*Data*.
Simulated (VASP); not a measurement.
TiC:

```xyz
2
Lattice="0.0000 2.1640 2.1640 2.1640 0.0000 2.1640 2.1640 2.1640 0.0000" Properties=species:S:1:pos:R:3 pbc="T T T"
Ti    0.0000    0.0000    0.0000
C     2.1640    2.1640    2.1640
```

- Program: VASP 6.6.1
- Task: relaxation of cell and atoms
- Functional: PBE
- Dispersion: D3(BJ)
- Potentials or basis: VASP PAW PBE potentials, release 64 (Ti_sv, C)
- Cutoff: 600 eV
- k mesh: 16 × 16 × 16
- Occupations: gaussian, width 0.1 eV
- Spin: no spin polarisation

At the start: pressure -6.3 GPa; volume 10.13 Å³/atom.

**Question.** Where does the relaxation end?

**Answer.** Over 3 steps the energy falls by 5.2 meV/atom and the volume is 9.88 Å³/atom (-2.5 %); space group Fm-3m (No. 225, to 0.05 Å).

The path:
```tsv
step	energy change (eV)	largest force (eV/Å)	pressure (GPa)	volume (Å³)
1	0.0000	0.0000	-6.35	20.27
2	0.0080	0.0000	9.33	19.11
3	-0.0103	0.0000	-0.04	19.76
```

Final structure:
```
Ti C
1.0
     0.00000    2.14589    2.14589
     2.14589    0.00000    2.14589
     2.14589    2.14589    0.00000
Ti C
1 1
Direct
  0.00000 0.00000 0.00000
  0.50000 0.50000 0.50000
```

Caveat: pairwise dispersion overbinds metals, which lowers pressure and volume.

*Brief*. Repeat exactly the lines of the listing above, from the one with "- Dispersion: D3(BJ)" down to the one with "the relaxation end?"; both of those lines belong in the range.

*Worked solution*.
- Dispersion: D3(BJ)
- Potentials or basis: VASP PAW PBE potentials, release 64 (Ti_sv, C)
- Cutoff: 600 eV
- k mesh: 16 × 16 × 16
- Occupations: gaussian, width 0.1 eV
- Spin: no spin polarisation

At the start: pressure -6.3 GPa; volume 10.13 Å³/atom.

**Question.** Where does the relaxation end?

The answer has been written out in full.